_Work instruction_. Without a single alteration, write the listing out again.

_Material supplied_.
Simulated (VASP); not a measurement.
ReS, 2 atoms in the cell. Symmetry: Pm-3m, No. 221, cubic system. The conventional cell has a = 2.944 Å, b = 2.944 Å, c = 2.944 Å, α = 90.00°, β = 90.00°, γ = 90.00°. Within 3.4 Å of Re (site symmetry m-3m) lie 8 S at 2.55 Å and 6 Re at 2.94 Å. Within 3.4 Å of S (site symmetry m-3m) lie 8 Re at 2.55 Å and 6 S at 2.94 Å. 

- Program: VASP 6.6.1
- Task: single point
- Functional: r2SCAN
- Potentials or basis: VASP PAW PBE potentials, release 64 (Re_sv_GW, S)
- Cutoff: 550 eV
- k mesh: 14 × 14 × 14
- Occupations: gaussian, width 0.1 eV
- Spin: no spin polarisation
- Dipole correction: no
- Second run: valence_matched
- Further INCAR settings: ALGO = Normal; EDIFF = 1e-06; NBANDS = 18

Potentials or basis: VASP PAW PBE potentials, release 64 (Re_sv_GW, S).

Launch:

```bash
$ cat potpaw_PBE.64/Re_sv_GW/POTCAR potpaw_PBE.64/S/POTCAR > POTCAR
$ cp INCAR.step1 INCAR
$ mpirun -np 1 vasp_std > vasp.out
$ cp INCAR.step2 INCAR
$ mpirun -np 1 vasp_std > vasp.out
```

_Task output_.
Simulated (VASP); not a measurement.
ReS, 2 atoms in the cell. Symmetry: Pm-3m, No. 221, cubic system. The conventional cell has a = 2.944 Å, b = 2.944 Å, c = 2.944 Å, α = 90.00°, β = 90.00°, γ = 90.00°. Within 3.4 Å of Re (site symmetry m-3m) lie 8 S at 2.55 Å and 6 Re at 2.94 Å. Within 3.4 Å of S (site symmetry m-3m) lie 8 Re at 2.55 Å and 6 S at 2.94 Å. 

- Program: VASP 6.6.1
- Task: single point
- Functional: r2SCAN
- Potentials or basis: VASP PAW PBE potentials, release 64 (Re_sv_GW, S)
- Cutoff: 550 eV
- k mesh: 14 × 14 × 14
- Occupations: gaussian, width 0.1 eV
- Spin: no spin polarisation
- Dipole correction: no
- Second run: valence_matched
- Further INCAR settings: ALGO = Normal; EDIFF = 1e-06; NBANDS = 18

Potentials or basis: VASP PAW PBE potentials, release 64 (Re_sv_GW, S).

Launch:

```bash
$ cat potpaw_PBE.64/Re_sv_GW/POTCAR potpaw_PBE.64/S/POTCAR > POTCAR
$ cp INCAR.step1 INCAR
$ mpirun -np 1 vasp_std > vasp.out
$ cp INCAR.step2 INCAR
$ mpirun -np 1 vasp_std > vasp.out
```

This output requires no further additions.